> [Required action]
Send back the whole listing untouched.

> [Data under study]
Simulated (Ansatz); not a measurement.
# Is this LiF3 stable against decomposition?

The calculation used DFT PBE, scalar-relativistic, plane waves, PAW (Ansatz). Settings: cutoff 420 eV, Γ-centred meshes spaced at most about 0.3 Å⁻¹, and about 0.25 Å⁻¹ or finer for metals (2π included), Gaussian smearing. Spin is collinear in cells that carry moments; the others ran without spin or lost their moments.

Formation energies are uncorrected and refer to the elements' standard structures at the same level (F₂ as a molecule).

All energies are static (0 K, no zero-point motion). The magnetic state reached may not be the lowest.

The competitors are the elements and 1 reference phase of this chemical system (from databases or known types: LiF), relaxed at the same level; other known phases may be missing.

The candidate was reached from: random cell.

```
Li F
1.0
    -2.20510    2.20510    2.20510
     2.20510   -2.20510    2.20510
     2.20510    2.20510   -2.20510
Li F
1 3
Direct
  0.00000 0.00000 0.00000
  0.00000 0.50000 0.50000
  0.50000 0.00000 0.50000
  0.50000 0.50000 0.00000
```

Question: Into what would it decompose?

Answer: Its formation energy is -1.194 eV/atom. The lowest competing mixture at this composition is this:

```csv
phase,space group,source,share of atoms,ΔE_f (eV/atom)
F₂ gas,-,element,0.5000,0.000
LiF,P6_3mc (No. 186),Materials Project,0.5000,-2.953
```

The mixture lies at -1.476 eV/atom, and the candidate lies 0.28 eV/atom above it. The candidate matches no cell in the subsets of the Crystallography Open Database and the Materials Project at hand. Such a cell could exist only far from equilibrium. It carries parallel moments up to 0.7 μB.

> [Answer space]
Simulated (Ansatz); not a measurement.
# Is this LiF3 stable against decomposition?

The calculation used DFT PBE, scalar-relativistic, plane waves, PAW (Ansatz). Settings: cutoff 420 eV, Γ-centred meshes spaced at most about 0.3 Å⁻¹, and about 0.25 Å⁻¹ or finer for metals (2π included), Gaussian smearing. Spin is collinear in cells that carry moments; the others ran without spin or lost their moments.

Formation energies are uncorrected and refer to the elements' standard structures at the same level (F₂ as a molecule).

All energies are static (0 K, no zero-point motion). The magnetic state reached may not be the lowest.

The competitors are the elements and 1 reference phase of this chemical system (from databases or known types: LiF), relaxed at the same level; other known phases may be missing.

The candidate was reached from: random cell.

```
Li F
1.0
    -2.20510    2.20510    2.20510
     2.20510   -2.20510    2.20510
     2.20510    2.20510   -2.20510
Li F
1 3
Direct
  0.00000 0.00000 0.00000
  0.00000 0.50000 0.50000
  0.50000 0.00000 0.50000
  0.50000 0.50000 0.00000
```

Question: Into what would it decompose?

Answer: Its formation energy is -1.194 eV/atom. The lowest competing mixture at this composition is this:

```csv
phase,space group,source,share of atoms,ΔE_f (eV/atom)
F₂ gas,-,element,0.5000,0.000
LiF,P6_3mc (No. 186),Materials Project,0.5000,-2.953
```

The mixture lies at -1.476 eV/atom, and the candidate lies 0.28 eV/atom above it. The candidate matches no cell in the subsets of the Crystallography Open Database and the Materials Project at hand. Such a cell could exist only far from equilibrium. It carries parallel moments up to 0.7 μB.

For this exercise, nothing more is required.